◆ WORK REQUEST ◆
Beginning with the first line, please return the entries exactly through the line that contains "none (metallic) |", and leave out all later lines.

◆ DATASET ◆
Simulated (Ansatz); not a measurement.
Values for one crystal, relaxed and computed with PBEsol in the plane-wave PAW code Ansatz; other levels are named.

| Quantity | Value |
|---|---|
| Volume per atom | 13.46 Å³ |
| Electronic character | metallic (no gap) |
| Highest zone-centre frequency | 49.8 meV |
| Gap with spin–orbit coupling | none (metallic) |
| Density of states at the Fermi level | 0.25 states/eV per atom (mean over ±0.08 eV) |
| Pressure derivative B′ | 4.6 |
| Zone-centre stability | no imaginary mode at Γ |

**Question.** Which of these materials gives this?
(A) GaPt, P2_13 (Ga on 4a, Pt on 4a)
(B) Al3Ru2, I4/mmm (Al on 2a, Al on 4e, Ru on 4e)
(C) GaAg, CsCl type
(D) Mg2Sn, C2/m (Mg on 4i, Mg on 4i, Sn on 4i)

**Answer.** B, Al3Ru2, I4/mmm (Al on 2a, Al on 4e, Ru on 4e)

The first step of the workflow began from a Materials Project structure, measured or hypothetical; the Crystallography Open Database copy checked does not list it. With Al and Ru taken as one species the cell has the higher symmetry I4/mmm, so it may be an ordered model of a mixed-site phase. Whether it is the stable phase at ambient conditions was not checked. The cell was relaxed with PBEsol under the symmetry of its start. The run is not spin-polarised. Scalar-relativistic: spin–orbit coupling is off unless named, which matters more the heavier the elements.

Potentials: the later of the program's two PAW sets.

◆ WRITTEN RESPONSE ◆
Simulated (Ansatz); not a measurement.
Values for one crystal, relaxed and computed with PBEsol in the plane-wave PAW code Ansatz; other levels are named.

| Quantity | Value |
|---|---|
| Volume per atom | 13.46 Å³ |
| Electronic character | metallic (no gap) |
| Highest zone-centre frequency | 49.8 meV |
| Gap with spin–orbit coupling | none (metallic) |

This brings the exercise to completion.